════════

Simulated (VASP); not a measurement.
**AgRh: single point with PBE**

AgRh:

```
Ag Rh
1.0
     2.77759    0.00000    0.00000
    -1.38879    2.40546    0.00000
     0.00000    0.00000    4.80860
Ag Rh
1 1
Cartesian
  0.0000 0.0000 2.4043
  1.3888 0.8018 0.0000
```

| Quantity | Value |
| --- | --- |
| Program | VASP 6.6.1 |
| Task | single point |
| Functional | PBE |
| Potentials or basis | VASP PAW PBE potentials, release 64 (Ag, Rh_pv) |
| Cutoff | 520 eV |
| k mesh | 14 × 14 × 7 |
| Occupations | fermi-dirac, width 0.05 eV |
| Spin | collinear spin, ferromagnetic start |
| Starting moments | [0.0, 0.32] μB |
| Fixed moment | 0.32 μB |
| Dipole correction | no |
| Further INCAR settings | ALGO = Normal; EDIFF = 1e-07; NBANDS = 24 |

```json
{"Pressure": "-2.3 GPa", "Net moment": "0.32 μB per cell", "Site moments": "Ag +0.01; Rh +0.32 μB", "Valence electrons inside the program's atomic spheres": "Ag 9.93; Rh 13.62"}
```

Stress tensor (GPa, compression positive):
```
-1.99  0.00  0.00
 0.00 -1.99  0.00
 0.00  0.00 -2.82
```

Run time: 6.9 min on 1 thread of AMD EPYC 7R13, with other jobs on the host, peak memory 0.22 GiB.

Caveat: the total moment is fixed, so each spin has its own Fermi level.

════════

* Work instruction
Using the entries above, give again exactly the lines from the line holding "VASP 6.6.1 |" through the line holding "Run time: 6.9". Include both end lines and nothing else.

* Result
| Program | VASP 6.6.1 |
| Task | single point |
| Functional | PBE |
| Potentials or basis | VASP PAW PBE potentials, release 64 (Ag, Rh_pv) |
| Cutoff | 520 eV |
| k mesh | 14 × 14 × 7 |
| Occupations | fermi-dirac, width 0.05 eV |
| Spin | collinear spin, ferromagnetic start |
| Starting moments | [0.0, 0.32] μB |
| Fixed moment | 0.32 μB |
| Dipole correction | no |
| Further INCAR settings | ALGO = Normal; EDIFF = 1e-07; NBANDS = 24 |

```json
{"Pressure": "-2.3 GPa", "Net moment": "0.32 μB per cell", "Site moments": "Ag +0.01; Rh +0.32 μB", "Valence electrons inside the program's atomic spheres": "Ag 9.93; Rh 13.62"}
```

Stress tensor (GPa, compression positive):
```
-1.99  0.00  0.00
 0.00 -1.99  0.00
 0.00  0.00 -2.82
```

Run time: 6.9 min on 1 thread of AMD EPYC 7R13, with other jobs on the host, peak memory 0.22 GiB.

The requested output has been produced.